## Action item
Return the records below character for character.

┏━━

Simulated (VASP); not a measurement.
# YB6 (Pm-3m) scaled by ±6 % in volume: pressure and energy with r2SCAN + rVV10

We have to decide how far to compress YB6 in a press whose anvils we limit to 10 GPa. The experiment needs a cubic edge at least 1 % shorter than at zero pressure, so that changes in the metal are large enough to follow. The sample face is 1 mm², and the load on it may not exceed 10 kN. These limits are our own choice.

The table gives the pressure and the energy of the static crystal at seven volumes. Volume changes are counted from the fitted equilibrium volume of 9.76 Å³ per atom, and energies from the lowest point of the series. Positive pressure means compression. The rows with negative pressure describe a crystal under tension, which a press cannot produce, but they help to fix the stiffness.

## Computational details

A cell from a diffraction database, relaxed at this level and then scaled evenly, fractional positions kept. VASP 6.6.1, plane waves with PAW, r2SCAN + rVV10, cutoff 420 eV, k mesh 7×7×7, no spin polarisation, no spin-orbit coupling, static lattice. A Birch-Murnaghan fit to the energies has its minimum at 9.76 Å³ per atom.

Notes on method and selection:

┗━━

## Written response
Simulated (VASP); not a measurement.
# YB6 (Pm-3m) scaled by ±6 % in volume: pressure and energy with r2SCAN + rVV10

We have to decide how far to compress YB6 in a press whose anvils we limit to 10 GPa. The experiment needs a cubic edge at least 1 % shorter than at zero pressure, so that changes in the metal are large enough to follow. The sample face is 1 mm², and the load on it may not exceed 10 kN. These limits are our own choice.

The table gives the pressure and the energy of the static crystal at seven volumes. Volume changes are counted from the fitted equilibrium volume of 9.76 Å³ per atom, and energies from the lowest point of the series. Positive pressure means compression. The rows with negative pressure describe a crystal under tension, which a press cannot produce, but they help to fix the stiffness.

## Computational details

A cell from a diffraction database, relaxed at this level and then scaled evenly, fractional positions kept. VASP 6.6.1, plane waves with PAW, r2SCAN + rVV10, cutoff 420 eV, k mesh 7×7×7, no spin polarisation, no spin-orbit coupling, static lattice. A Birch-Murnaghan fit to the energies has its minimum at 9.76 Å³ per atom.

Notes on method and selection:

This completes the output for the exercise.